**DATA:**
'''
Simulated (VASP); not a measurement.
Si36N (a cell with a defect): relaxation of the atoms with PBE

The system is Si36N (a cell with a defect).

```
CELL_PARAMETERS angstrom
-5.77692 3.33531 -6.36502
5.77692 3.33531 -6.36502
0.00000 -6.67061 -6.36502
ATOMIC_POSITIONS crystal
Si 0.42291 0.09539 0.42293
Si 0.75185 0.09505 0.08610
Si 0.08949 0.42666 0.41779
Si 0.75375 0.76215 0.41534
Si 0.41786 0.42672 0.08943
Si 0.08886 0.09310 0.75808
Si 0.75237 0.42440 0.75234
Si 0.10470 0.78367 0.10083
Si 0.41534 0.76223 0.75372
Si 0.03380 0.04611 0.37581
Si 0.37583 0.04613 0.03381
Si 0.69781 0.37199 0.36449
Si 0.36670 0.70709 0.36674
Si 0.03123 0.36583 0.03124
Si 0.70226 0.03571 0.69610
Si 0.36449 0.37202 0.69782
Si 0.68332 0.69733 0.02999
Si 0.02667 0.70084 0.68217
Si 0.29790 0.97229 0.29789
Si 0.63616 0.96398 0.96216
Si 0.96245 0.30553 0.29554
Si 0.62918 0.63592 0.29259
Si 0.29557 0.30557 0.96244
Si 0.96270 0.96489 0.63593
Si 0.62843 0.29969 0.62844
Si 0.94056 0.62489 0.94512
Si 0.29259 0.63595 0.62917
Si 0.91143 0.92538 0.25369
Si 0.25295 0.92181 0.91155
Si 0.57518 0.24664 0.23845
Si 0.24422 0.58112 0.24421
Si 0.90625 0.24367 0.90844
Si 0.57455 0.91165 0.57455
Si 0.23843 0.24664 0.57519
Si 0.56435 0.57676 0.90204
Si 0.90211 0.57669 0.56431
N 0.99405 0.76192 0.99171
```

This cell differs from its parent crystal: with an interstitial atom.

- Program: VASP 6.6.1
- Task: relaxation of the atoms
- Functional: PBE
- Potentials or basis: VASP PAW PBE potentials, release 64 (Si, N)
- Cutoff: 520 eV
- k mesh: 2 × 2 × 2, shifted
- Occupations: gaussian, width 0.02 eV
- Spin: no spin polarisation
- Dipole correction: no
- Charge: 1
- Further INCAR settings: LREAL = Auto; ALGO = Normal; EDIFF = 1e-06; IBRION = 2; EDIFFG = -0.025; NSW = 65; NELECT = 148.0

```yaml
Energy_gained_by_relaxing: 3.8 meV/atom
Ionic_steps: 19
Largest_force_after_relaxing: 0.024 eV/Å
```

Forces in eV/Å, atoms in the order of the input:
'''

**WORK ITEM:** Begin at the first line of the material and transcribe each line exactly. End with the line containing "- Cutoff: 520 eV", and give nothing else.

**WRITTEN REPLY:**
Simulated (VASP); not a measurement.
Si36N (a cell with a defect): relaxation of the atoms with PBE

The system is Si36N (a cell with a defect).

```
CELL_PARAMETERS angstrom
-5.77692 3.33531 -6.36502
5.77692 3.33531 -6.36502
0.00000 -6.67061 -6.36502
ATOMIC_POSITIONS crystal
Si 0.42291 0.09539 0.42293
Si 0.75185 0.09505 0.08610
Si 0.08949 0.42666 0.41779
Si 0.75375 0.76215 0.41534
Si 0.41786 0.42672 0.08943
Si 0.08886 0.09310 0.75808
Si 0.75237 0.42440 0.75234
Si 0.10470 0.78367 0.10083
Si 0.41534 0.76223 0.75372
Si 0.03380 0.04611 0.37581
Si 0.37583 0.04613 0.03381
Si 0.69781 0.37199 0.36449
Si 0.36670 0.70709 0.36674
Si 0.03123 0.36583 0.03124
Si 0.70226 0.03571 0.69610
Si 0.36449 0.37202 0.69782
Si 0.68332 0.69733 0.02999
Si 0.02667 0.70084 0.68217
Si 0.29790 0.97229 0.29789
Si 0.63616 0.96398 0.96216
Si 0.96245 0.30553 0.29554
Si 0.62918 0.63592 0.29259
Si 0.29557 0.30557 0.96244
Si 0.96270 0.96489 0.63593
Si 0.62843 0.29969 0.62844
Si 0.94056 0.62489 0.94512
Si 0.29259 0.63595 0.62917
Si 0.91143 0.92538 0.25369
Si 0.25295 0.92181 0.91155
Si 0.57518 0.24664 0.23845
Si 0.24422 0.58112 0.24421
Si 0.90625 0.24367 0.90844
Si 0.57455 0.91165 0.57455
Si 0.23843 0.24664 0.57519
Si 0.56435 0.57676 0.90204
Si 0.90211 0.57669 0.56431
N 0.99405 0.76192 0.99171
```

This cell differs from its parent crystal: with an interstitial atom.

- Program: VASP 6.6.1
- Task: relaxation of the atoms
- Functional: PBE
- Potentials or basis: VASP PAW PBE potentials, release 64 (Si, N)
- Cutoff: 520 eV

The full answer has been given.